### Brief
Would you write out, word for word, each line of the records below from the top through the one holding "Q: Does the"?

-=-=-

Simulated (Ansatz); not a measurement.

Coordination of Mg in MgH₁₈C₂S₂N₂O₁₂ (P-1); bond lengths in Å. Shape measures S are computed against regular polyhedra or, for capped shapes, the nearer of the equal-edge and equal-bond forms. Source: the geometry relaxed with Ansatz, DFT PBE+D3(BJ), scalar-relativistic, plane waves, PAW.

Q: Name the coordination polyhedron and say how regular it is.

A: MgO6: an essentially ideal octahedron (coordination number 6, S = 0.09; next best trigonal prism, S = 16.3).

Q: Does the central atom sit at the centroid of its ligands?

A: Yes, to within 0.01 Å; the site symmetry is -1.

-=-=-

### Expected answer
Simulated (Ansatz); not a measurement.

Coordination of Mg in MgH₁₈C₂S₂N₂O₁₂ (P-1); bond lengths in Å. Shape measures S are computed against regular polyhedra or, for capped shapes, the nearer of the equal-edge and equal-bond forms. Source: the geometry relaxed with Ansatz, DFT PBE+D3(BJ), scalar-relativistic, plane waves, PAW.

Q: Name the coordination polyhedron and say how regular it is.

A: MgO6: an essentially ideal octahedron (coordination number 6, S = 0.09; next best trigonal prism, S = 16.3).

Q: Does the central atom sit at the centroid of its ligands?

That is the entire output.